### [Assignment]
Retype each line of the listing. Do not alter anything.

### [The data]
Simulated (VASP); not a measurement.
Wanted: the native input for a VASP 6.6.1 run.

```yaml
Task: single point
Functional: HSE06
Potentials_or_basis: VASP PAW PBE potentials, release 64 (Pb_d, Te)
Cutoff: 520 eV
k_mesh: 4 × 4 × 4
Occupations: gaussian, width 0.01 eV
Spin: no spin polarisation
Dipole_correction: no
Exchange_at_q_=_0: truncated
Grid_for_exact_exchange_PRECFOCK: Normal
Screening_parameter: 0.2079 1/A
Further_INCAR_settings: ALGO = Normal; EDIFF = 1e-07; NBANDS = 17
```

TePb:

### [Your solution]
Simulated (VASP); not a measurement.
Wanted: the native input for a VASP 6.6.1 run.

```yaml
Task: single point
Functional: HSE06
Potentials_or_basis: VASP PAW PBE potentials, release 64 (Pb_d, Te)
Cutoff: 520 eV
k_mesh: 4 × 4 × 4
Occupations: gaussian, width 0.01 eV
Spin: no spin polarisation
Dipole_correction: no
Exchange_at_q_=_0: truncated
Grid_for_exact_exchange_PRECFOCK: Normal
Screening_parameter: 0.2079 1/A
Further_INCAR_settings: ALGO = Normal; EDIFF = 1e-07; NBANDS = 17
```

TePb:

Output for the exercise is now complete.